> _BRIEF_:
Everything from the first line below through the line with "### 1. The host crystal" is to be transcribed exactly, and nothing past it.

> _RECORDED INFORMATION_:
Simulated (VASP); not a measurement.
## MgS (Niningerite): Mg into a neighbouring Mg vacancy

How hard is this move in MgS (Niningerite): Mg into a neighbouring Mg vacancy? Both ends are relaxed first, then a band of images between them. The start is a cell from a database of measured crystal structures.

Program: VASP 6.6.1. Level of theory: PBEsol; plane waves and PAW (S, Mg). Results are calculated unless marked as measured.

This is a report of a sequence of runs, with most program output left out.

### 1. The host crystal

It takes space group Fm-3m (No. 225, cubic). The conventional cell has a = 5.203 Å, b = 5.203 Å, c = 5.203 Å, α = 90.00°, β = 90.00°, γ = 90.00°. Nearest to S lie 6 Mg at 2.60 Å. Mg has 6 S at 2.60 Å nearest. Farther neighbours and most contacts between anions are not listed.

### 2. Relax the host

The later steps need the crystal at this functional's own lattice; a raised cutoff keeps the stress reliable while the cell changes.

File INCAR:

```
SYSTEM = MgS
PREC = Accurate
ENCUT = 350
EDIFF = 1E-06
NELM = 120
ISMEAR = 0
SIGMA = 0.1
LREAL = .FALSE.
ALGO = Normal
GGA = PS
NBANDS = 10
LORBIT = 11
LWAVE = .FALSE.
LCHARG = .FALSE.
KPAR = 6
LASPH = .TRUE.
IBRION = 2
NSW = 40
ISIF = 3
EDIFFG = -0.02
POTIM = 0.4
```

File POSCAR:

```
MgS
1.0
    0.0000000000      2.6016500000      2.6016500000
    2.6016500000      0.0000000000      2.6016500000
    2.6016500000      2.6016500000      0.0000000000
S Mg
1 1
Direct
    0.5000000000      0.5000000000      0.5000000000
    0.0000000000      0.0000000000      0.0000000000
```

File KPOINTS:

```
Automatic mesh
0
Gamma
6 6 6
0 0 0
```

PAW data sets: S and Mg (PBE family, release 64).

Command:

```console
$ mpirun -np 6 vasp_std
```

> _EXERCISE RESULT_:
Simulated (VASP); not a measurement.
## MgS (Niningerite): Mg into a neighbouring Mg vacancy

How hard is this move in MgS (Niningerite): Mg into a neighbouring Mg vacancy? Both ends are relaxed first, then a band of images between them. The start is a cell from a database of measured crystal structures.

Program: VASP 6.6.1. Level of theory: PBEsol; plane waves and PAW (S, Mg). Results are calculated unless marked as measured.

This is a report of a sequence of runs, with most program output left out.

### 1. The host crystal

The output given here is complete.